[[ Data to examine, beginning ]]

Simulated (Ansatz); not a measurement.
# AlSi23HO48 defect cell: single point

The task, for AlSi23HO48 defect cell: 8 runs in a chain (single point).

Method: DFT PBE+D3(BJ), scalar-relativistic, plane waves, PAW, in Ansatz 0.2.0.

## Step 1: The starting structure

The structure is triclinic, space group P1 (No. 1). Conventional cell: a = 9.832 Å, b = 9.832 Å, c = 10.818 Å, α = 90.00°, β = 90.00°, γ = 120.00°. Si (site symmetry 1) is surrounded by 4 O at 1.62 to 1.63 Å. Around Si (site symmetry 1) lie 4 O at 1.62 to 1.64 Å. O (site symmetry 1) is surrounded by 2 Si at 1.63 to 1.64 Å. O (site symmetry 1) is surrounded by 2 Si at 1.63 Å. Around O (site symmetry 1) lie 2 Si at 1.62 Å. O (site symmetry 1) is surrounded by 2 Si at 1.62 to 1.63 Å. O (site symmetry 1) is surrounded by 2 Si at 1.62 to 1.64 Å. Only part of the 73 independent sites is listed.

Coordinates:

[[ Data to examine, end ]]

* Work order:
The full set of records above is to be printed again verbatim.

* Response box:
Simulated (Ansatz); not a measurement.
# AlSi23HO48 defect cell: single point

The task, for AlSi23HO48 defect cell: 8 runs in a chain (single point).

Method: DFT PBE+D3(BJ), scalar-relativistic, plane waves, PAW, in Ansatz 0.2.0.

## Step 1: The starting structure

The structure is triclinic, space group P1 (No. 1). Conventional cell: a = 9.832 Å, b = 9.832 Å, c = 10.818 Å, α = 90.00°, β = 90.00°, γ = 120.00°. Si (site symmetry 1) is surrounded by 4 O at 1.62 to 1.63 Å. Around Si (site symmetry 1) lie 4 O at 1.62 to 1.64 Å. O (site symmetry 1) is surrounded by 2 Si at 1.63 to 1.64 Å. O (site symmetry 1) is surrounded by 2 Si at 1.63 Å. Around O (site symmetry 1) lie 2 Si at 1.62 Å. O (site symmetry 1) is surrounded by 2 Si at 1.62 to 1.63 Å. O (site symmetry 1) is surrounded by 2 Si at 1.62 to 1.64 Å. Only part of the 73 independent sites is listed.

Coordinates:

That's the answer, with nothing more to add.